________
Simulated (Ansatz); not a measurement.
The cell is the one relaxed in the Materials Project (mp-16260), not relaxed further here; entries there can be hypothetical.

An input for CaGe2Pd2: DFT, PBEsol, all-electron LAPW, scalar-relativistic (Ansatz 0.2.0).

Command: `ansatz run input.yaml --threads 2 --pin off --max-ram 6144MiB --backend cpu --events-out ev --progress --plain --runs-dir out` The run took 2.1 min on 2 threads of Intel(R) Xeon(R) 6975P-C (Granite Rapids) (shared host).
________

__EXERCISE__. Copy every record above verbatim and in full.

__SOLUTION__.
Simulated (Ansatz); not a measurement.
The cell is the one relaxed in the Materials Project (mp-16260), not relaxed further here; entries there can be hypothetical.

An input for CaGe2Pd2: DFT, PBEsol, all-electron LAPW, scalar-relativistic (Ansatz 0.2.0).

Command: `ansatz run input.yaml --threads 2 --pin off --max-ram 6144MiB --backend cpu --events-out ev --progress --plain --runs-dir out` The run took 2.1 min on 2 threads of Intel(R) Xeon(R) 6975P-C (Granite Rapids) (shared host).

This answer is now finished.